(REQUIRED ACTION) Set down, exactly as written, every line from the top of the records below to the line containing "Property | Result |", both ends included, and no others.

(RAW DATA)
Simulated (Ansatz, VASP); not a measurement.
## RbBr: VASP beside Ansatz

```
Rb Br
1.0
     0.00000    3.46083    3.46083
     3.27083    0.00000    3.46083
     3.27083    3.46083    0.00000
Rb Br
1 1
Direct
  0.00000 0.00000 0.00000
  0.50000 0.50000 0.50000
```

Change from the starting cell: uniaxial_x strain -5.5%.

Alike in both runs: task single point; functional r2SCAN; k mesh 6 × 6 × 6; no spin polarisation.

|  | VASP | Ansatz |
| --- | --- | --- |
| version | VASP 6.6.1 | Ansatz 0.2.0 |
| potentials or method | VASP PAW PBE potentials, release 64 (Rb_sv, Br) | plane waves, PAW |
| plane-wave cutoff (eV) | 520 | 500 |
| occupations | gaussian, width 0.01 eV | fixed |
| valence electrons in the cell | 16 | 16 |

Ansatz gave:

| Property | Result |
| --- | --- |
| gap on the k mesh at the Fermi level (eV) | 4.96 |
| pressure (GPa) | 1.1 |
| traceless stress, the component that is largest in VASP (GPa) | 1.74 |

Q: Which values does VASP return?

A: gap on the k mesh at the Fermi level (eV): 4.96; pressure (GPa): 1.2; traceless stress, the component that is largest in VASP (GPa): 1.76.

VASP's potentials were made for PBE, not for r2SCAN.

(EXERCISE RESPONSE)
Simulated (Ansatz, VASP); not a measurement.
## RbBr: VASP beside Ansatz

```
Rb Br
1.0
     0.00000    3.46083    3.46083
     3.27083    0.00000    3.46083
     3.27083    3.46083    0.00000
Rb Br
1 1
Direct
  0.00000 0.00000 0.00000
  0.50000 0.50000 0.50000
```

Change from the starting cell: uniaxial_x strain -5.5%.

Alike in both runs: task single point; functional r2SCAN; k mesh 6 × 6 × 6; no spin polarisation.

|  | VASP | Ansatz |
| --- | --- | --- |
| version | VASP 6.6.1 | Ansatz 0.2.0 |
| potentials or method | VASP PAW PBE potentials, release 64 (Rb_sv, Br) | plane waves, PAW |
| plane-wave cutoff (eV) | 520 | 500 |
| occupations | gaussian, width 0.01 eV | fixed |
| valence electrons in the cell | 16 | 16 |

Ansatz gave:

| Property | Result |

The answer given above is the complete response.